━━━ SUPPLIED DATA ━━━

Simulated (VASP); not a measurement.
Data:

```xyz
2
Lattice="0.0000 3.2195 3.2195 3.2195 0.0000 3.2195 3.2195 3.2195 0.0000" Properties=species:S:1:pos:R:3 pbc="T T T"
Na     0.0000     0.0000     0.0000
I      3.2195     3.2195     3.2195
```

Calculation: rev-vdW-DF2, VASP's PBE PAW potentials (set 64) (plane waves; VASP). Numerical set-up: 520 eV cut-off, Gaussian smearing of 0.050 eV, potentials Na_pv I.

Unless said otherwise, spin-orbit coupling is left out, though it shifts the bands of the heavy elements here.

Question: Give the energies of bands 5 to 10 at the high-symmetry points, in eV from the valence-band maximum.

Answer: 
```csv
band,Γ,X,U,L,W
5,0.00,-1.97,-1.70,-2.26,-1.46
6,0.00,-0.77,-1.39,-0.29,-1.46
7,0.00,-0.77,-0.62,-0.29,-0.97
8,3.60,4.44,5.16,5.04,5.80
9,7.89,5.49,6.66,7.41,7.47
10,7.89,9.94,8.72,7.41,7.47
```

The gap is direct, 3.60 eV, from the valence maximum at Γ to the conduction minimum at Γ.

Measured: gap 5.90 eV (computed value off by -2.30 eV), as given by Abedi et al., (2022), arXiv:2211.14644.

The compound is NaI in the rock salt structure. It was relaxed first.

━━━

ACTIVITY = Among the records above, repeat exactly the line with "Unless said otherwise, spin-orbit", the line with "Measured: gap 5.90", and every line in between, and only those.

SOLUTION =
Unless said otherwise, spin-orbit coupling is left out, though it shifts the bands of the heavy elements here.

Question: Give the energies of bands 5 to 10 at the high-symmetry points, in eV from the valence-band maximum.

Answer: 
```csv
band,Γ,X,U,L,W
5,0.00,-1.97,-1.70,-2.26,-1.46
6,0.00,-0.77,-1.39,-0.29,-1.46
7,0.00,-0.77,-0.62,-0.29,-0.97
8,3.60,4.44,5.16,5.04,5.80
9,7.89,5.49,6.66,7.41,7.47
10,7.89,9.94,8.72,7.41,7.47
```

The gap is direct, 3.60 eV, from the valence maximum at Γ to the conduction minimum at Γ.

Measured: gap 5.90 eV (computed value off by -2.30 eV), as given by Abedi et al., (2022), arXiv:2211.14644.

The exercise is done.